WORK ORDER.
Please restate the material below word for word, from the first line through the one that contains "On Arm Neoverse", inclusive.

RECORD EXCERPTS.
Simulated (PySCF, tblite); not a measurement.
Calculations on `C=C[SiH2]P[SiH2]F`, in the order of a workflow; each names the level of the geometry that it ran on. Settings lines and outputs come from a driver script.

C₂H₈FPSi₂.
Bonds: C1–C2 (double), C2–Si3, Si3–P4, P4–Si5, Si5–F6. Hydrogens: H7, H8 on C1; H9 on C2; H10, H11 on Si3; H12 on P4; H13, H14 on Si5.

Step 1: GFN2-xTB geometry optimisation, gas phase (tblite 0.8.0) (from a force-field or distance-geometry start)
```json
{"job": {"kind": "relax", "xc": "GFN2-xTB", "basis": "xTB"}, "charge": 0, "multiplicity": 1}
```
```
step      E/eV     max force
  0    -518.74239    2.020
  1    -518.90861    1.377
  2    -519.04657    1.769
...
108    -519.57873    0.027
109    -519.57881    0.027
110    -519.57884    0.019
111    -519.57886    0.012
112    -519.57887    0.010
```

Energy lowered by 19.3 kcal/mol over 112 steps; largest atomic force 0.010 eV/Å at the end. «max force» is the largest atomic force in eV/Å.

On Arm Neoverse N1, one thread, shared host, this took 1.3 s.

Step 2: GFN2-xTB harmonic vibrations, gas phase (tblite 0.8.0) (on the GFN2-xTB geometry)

REPLY.
Simulated (PySCF, tblite); not a measurement.
Calculations on `C=C[SiH2]P[SiH2]F`, in the order of a workflow; each names the level of the geometry that it ran on. Settings lines and outputs come from a driver script.

C₂H₈FPSi₂.
Bonds: C1–C2 (double), C2–Si3, Si3–P4, P4–Si5, Si5–F6. Hydrogens: H7, H8 on C1; H9 on C2; H10, H11 on Si3; H12 on P4; H13, H14 on Si5.

Step 1: GFN2-xTB geometry optimisation, gas phase (tblite 0.8.0) (from a force-field or distance-geometry start)
```json
{"job": {"kind": "relax", "xc": "GFN2-xTB", "basis": "xTB"}, "charge": 0, "multiplicity": 1}
```
```
step      E/eV     max force
  0    -518.74239    2.020
  1    -518.90861    1.377
  2    -519.04657    1.769
...
108    -519.57873    0.027
109    -519.57881    0.027
110    -519.57884    0.019
111    -519.57886    0.012
112    -519.57887    0.010
```

Energy lowered by 19.3 kcal/mol over 112 steps; largest atomic force 0.010 eV/Å at the end. «max force» is the largest atomic force in eV/Å.

On Arm Neoverse N1, one thread, shared host, this took 1.3 s.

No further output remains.